**Provided material**:
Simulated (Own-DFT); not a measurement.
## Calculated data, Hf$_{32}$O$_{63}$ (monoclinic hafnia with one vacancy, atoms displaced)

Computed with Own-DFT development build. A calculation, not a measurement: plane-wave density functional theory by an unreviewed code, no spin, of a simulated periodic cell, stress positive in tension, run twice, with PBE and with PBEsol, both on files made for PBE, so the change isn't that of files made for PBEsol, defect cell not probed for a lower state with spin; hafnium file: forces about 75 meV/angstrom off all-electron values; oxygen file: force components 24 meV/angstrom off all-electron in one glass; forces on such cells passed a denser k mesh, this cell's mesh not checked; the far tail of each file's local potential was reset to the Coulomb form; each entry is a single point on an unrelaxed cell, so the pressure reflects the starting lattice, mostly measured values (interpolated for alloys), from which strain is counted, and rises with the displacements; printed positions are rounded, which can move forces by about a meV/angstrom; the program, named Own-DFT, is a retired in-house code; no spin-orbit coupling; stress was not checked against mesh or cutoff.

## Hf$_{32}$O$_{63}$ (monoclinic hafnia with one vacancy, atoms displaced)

**Required action**: Transcribe all of the data, keeping every line identical.

**Exercise response**:
Simulated (Own-DFT); not a measurement.
## Calculated data, Hf$_{32}$O$_{63}$ (monoclinic hafnia with one vacancy, atoms displaced)

Computed with Own-DFT development build. A calculation, not a measurement: plane-wave density functional theory by an unreviewed code, no spin, of a simulated periodic cell, stress positive in tension, run twice, with PBE and with PBEsol, both on files made for PBE, so the change isn't that of files made for PBEsol, defect cell not probed for a lower state with spin; hafnium file: forces about 75 meV/angstrom off all-electron values; oxygen file: force components 24 meV/angstrom off all-electron in one glass; forces on such cells passed a denser k mesh, this cell's mesh not checked; the far tail of each file's local potential was reset to the Coulomb form; each entry is a single point on an unrelaxed cell, so the pressure reflects the starting lattice, mostly measured values (interpolated for alloys), from which strain is counted, and rises with the displacements; printed positions are rounded, which can move forces by about a meV/angstrom; the program, named Own-DFT, is a retired in-house code; no spin-orbit coupling; stress was not checked against mesh or cutoff.

## Hf$_{32}$O$_{63}$ (monoclinic hafnia with one vacancy, atoms displaced)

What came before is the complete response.